All of the data below is to be printed again exactly.

*** Data provided Section Begins ***

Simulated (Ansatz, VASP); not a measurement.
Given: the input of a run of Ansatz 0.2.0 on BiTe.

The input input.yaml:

*** Data provided Section Ends ***

Response box —
Simulated (Ansatz, VASP); not a measurement.
Given: the input of a run of Ansatz 0.2.0 on BiTe.

The input input.yaml:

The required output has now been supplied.